- EXERCISE
Reproduce exactly, and only, the lines running from the start of the entries below to the line containing "Optimised with ωB97X-D3(BJ)/def2-SVP".

- AVAILABLE DATA
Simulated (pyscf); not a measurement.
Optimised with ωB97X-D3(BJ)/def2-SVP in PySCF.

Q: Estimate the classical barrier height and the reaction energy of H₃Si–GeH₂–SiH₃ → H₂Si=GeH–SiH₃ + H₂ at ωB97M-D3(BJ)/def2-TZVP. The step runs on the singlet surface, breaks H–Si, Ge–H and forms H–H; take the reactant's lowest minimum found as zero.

- EXERCISE SOLUTION
Simulated (pyscf); not a measurement.
Optimised with ωB97X-D3(BJ)/def2-SVP in PySCF.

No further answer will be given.